§ Action item: Please write out exactly, and only, the lines from the first in the material below to the line containing "Forces in eV/Å, atoms", both included.

§ Data extracts:
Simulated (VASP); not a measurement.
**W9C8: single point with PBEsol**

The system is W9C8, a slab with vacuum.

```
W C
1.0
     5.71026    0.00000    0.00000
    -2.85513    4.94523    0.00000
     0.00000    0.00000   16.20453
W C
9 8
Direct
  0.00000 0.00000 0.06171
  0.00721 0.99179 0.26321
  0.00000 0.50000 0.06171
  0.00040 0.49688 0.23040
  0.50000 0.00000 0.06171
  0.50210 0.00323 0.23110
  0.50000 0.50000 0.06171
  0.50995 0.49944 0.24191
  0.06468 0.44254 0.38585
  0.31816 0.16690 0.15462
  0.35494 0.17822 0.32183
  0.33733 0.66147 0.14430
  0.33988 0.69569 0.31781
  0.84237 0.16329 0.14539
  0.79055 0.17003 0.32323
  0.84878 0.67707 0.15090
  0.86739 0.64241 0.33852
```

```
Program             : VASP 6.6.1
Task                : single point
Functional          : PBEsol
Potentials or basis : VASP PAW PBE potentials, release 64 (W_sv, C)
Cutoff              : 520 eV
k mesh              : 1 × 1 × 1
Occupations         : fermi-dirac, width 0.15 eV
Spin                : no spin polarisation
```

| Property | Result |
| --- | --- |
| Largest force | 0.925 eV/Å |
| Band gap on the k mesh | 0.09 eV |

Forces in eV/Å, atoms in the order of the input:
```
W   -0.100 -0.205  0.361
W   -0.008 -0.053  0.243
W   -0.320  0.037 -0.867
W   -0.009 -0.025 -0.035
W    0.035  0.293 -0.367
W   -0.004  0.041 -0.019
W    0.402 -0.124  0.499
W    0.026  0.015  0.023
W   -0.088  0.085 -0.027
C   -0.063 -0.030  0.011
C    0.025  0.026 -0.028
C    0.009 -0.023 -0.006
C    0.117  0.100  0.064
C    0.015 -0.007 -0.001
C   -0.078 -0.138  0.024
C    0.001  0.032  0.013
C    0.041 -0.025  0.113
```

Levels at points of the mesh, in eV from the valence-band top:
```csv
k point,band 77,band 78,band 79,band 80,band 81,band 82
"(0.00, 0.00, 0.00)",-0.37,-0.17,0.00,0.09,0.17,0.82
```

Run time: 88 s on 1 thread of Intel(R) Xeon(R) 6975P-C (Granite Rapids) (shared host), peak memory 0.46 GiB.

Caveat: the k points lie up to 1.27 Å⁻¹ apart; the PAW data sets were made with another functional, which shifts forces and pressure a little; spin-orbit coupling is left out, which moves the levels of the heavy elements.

§ Written answer:
Simulated (VASP); not a measurement.
**W9C8: single point with PBEsol**

The system is W9C8, a slab with vacuum.

```
W C
1.0
     5.71026    0.00000    0.00000
    -2.85513    4.94523    0.00000
     0.00000    0.00000   16.20453
W C
9 8
Direct
  0.00000 0.00000 0.06171
  0.00721 0.99179 0.26321
  0.00000 0.50000 0.06171
  0.00040 0.49688 0.23040
  0.50000 0.00000 0.06171
  0.50210 0.00323 0.23110
  0.50000 0.50000 0.06171
  0.50995 0.49944 0.24191
  0.06468 0.44254 0.38585
  0.31816 0.16690 0.15462
  0.35494 0.17822 0.32183
  0.33733 0.66147 0.14430
  0.33988 0.69569 0.31781
  0.84237 0.16329 0.14539
  0.79055 0.17003 0.32323
  0.84878 0.67707 0.15090
  0.86739 0.64241 0.33852
```

```
Program             : VASP 6.6.1
Task                : single point
Functional          : PBEsol
Potentials or basis : VASP PAW PBE potentials, release 64 (W_sv, C)
Cutoff              : 520 eV
k mesh              : 1 × 1 × 1
Occupations         : fermi-dirac, width 0.15 eV
Spin                : no spin polarisation
```

| Property | Result |
| --- | --- |
| Largest force | 0.925 eV/Å |
| Band gap on the k mesh | 0.09 eV |

Forces in eV/Å, atoms in the order of the input:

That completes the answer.